(Requirement): In full and without error, repeat the entries below.

(Supplied records):
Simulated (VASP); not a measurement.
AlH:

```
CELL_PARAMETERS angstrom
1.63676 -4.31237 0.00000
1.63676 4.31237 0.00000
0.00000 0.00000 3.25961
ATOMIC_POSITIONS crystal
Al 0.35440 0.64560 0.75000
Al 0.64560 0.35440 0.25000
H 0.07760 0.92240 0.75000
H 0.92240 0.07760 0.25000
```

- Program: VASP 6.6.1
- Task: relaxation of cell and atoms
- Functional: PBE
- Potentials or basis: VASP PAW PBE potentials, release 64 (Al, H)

(Answer section):
Simulated (VASP); not a measurement.
AlH:

```
CELL_PARAMETERS angstrom
1.63676 -4.31237 0.00000
1.63676 4.31237 0.00000
0.00000 0.00000 3.25961
ATOMIC_POSITIONS crystal
Al 0.35440 0.64560 0.75000
Al 0.64560 0.35440 0.25000
H 0.07760 0.92240 0.75000
H 0.92240 0.07760 0.25000
```

- Program: VASP 6.6.1
- Task: relaxation of cell and atoms
- Functional: PBE
- Potentials or basis: VASP PAW PBE potentials, release 64 (Al, H)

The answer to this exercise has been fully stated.